─── Data supplied ───

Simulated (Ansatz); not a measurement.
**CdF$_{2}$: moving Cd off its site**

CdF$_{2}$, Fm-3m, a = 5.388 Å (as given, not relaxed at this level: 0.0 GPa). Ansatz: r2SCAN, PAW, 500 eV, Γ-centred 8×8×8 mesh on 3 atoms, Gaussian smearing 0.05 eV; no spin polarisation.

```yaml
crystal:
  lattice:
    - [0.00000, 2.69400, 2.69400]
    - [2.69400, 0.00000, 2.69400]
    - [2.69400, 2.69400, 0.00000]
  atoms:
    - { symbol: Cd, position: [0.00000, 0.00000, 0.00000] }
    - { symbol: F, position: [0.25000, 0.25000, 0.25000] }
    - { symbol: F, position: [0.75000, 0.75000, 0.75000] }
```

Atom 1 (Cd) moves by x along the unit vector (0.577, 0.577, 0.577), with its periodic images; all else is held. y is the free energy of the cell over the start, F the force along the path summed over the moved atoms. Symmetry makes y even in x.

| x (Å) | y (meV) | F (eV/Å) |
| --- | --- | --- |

───

Required action:
Would you please write out, exactly and with no other lines, the stretch of the listing above from the line containing "Atom 1 (Cd)" through the line containing "(meV) | F (eV/Å) |"?

Task answer:
Atom 1 (Cd) moves by x along the unit vector (0.577, 0.577, 0.577), with its periodic images; all else is held. y is the free energy of the cell over the start, F the force along the path summed over the moved atoms. Symmetry makes y even in x.

| x (Å) | y (meV) | F (eV/Å) |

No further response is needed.